(Exercise)
Transcribe exactly the span of lines that begins the records and ends with the line holding "radius 4.5318 fm**", both boundary lines included.

Top of Raw data

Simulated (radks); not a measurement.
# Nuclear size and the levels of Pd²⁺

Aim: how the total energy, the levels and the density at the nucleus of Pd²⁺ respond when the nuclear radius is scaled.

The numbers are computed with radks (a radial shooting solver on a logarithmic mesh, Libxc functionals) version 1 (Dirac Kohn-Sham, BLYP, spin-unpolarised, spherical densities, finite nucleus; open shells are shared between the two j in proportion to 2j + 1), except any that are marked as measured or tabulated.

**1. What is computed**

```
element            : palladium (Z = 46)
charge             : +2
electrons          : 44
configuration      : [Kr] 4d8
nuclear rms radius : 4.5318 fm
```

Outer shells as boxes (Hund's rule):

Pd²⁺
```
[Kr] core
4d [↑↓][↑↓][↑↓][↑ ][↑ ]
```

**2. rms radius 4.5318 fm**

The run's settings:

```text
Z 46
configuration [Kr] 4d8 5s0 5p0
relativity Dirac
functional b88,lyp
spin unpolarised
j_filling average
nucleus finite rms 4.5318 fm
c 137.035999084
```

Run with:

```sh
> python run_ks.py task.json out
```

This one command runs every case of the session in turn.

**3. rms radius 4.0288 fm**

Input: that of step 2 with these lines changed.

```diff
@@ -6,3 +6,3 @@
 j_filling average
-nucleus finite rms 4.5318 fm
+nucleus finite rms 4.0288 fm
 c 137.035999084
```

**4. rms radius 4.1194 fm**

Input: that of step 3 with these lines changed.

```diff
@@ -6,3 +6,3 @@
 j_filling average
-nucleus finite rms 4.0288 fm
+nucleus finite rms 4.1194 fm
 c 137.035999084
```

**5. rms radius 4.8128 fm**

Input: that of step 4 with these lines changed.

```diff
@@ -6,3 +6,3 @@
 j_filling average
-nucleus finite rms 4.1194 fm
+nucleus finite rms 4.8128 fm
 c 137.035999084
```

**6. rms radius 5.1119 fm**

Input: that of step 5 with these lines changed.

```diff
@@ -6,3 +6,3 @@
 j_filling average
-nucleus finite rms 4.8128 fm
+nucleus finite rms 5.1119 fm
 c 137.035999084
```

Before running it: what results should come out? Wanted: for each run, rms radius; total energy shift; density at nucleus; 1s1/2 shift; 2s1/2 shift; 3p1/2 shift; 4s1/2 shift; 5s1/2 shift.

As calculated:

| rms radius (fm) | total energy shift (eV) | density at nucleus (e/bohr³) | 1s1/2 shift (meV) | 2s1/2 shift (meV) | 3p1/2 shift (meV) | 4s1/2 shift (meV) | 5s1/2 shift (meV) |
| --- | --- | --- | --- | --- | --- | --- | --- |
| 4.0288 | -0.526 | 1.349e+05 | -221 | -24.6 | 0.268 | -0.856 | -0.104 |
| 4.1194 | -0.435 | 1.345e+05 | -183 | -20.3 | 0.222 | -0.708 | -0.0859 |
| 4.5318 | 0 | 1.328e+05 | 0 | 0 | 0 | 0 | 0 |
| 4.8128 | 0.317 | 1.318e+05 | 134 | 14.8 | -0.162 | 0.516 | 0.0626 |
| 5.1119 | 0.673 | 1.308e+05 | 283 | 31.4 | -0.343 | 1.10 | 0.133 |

Bottom of Raw data

(Exercise solution)
Simulated (radks); not a measurement.
# Nuclear size and the levels of Pd²⁺

Aim: how the total energy, the levels and the density at the nucleus of Pd²⁺ respond when the nuclear radius is scaled.

The numbers are computed with radks (a radial shooting solver on a logarithmic mesh, Libxc functionals) version 1 (Dirac Kohn-Sham, BLYP, spin-unpolarised, spherical densities, finite nucleus; open shells are shared between the two j in proportion to 2j + 1), except any that are marked as measured or tabulated.

**1. What is computed**

```
element            : palladium (Z = 46)
charge             : +2
electrons          : 44
configuration      : [Kr] 4d8
nuclear rms radius : 4.5318 fm
```

Outer shells as boxes (Hund's rule):

Pd²⁺
```
[Kr] core
4d [↑↓][↑↓][↑↓][↑ ][↑ ]
```

**2. rms radius 4.5318 fm**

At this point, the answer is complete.